Work task: Repeat all of the material exactly, with no line missing.

Information:
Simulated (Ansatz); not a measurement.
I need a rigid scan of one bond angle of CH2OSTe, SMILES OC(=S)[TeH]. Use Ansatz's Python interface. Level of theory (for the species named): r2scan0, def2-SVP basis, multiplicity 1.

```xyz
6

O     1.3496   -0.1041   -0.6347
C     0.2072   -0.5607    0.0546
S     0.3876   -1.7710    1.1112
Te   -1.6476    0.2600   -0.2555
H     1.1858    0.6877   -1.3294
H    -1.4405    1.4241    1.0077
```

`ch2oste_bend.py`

Result:
Simulated (Ansatz); not a measurement.
I need a rigid scan of one bond angle of CH2OSTe, SMILES OC(=S)[TeH]. Use Ansatz's Python interface. Level of theory (for the species named): r2scan0, def2-SVP basis, multiplicity 1.

```xyz
6

O     1.3496   -0.1041   -0.6347
C     0.2072   -0.5607    0.0546
S     0.3876   -1.7710    1.1112
Te   -1.6476    0.2600   -0.2555
H     1.1858    0.6877   -1.3294
H    -1.4405    1.4241    1.0077
```

`ch2oste_bend.py`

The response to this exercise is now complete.